◆ **Work item**: Copy the records below verbatim, from the first line through the line containing "Runs of Ansatz", inclusive, and output nothing else.

◆ **Data extracts**:
┌────────

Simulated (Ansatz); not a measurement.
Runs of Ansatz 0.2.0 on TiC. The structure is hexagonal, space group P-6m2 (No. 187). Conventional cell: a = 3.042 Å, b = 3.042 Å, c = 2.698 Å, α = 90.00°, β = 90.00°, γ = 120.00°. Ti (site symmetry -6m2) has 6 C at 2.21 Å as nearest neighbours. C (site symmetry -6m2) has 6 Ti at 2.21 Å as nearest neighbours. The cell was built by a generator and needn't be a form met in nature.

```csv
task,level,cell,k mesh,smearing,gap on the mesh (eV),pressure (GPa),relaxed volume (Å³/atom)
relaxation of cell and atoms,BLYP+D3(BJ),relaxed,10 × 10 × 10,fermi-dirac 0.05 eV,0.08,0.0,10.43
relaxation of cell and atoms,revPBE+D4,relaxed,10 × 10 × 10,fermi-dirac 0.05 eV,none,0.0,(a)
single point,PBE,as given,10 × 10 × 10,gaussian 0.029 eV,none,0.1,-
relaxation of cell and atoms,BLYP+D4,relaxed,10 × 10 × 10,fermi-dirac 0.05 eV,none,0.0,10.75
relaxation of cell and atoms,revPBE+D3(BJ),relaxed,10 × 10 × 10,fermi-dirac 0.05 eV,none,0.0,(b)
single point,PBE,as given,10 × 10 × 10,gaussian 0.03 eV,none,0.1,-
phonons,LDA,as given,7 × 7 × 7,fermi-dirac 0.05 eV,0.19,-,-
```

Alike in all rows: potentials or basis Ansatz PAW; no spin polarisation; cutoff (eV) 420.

└────────

◆ **Answer box**:
Simulated (Ansatz); not a measurement.
Runs of Ansatz 0.2.0 on TiC. The structure is hexagonal, space group P-6m2 (No. 187). Conventional cell: a = 3.042 Å, b = 3.042 Å, c = 2.698 Å, α = 90.00°, β = 90.00°, γ = 120.00°. Ti (site symmetry -6m2) has 6 C at 2.21 Å as nearest neighbours. C (site symmetry -6m2) has 6 Ti at 2.21 Å as nearest neighbours. The cell was built by a generator and needn't be a form met in nature.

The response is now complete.